→ **Work request**: From the first line to the last, restate the data word for word.

---*---

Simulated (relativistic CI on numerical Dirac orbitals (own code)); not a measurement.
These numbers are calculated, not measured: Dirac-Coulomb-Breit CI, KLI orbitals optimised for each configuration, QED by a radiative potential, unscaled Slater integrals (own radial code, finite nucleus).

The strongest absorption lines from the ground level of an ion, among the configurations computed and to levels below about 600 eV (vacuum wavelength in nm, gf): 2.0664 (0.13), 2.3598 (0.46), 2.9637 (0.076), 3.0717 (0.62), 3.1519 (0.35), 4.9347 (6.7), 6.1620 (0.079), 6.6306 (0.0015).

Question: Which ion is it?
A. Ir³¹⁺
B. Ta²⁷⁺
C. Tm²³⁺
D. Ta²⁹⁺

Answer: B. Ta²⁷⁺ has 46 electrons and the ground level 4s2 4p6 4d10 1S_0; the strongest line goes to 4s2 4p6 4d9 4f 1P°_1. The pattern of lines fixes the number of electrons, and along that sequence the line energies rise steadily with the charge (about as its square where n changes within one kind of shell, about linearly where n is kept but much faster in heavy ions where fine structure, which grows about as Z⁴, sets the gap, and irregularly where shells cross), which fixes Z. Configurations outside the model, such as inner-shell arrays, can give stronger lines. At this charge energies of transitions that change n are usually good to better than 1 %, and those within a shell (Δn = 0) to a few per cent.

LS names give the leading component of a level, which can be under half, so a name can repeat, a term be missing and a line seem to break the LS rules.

---*---

→ **Written solution**:
Simulated (relativistic CI on numerical Dirac orbitals (own code)); not a measurement.
These numbers are calculated, not measured: Dirac-Coulomb-Breit CI, KLI orbitals optimised for each configuration, QED by a radiative potential, unscaled Slater integrals (own radial code, finite nucleus).

The strongest absorption lines from the ground level of an ion, among the configurations computed and to levels below about 600 eV (vacuum wavelength in nm, gf): 2.0664 (0.13), 2.3598 (0.46), 2.9637 (0.076), 3.0717 (0.62), 3.1519 (0.35), 4.9347 (6.7), 6.1620 (0.079), 6.6306 (0.0015).

Question: Which ion is it?
A. Ir³¹⁺
B. Ta²⁷⁺
C. Tm²³⁺
D. Ta²⁹⁺

Answer: B. Ta²⁷⁺ has 46 electrons and the ground level 4s2 4p6 4d10 1S_0; the strongest line goes to 4s2 4p6 4d9 4f 1P°_1. The pattern of lines fixes the number of electrons, and along that sequence the line energies rise steadily with the charge (about as its square where n changes within one kind of shell, about linearly where n is kept but much faster in heavy ions where fine structure, which grows about as Z⁴, sets the gap, and irregularly where shells cross), which fixes Z. Configurations outside the model, such as inner-shell arrays, can give stronger lines. At this charge energies of transitions that change n are usually good to better than 1 %, and those within a shell (Δn = 0) to a few per cent.

LS names give the leading component of a level, which can be under half, so a name can repeat, a term be missing and a line seem to break the LS rules.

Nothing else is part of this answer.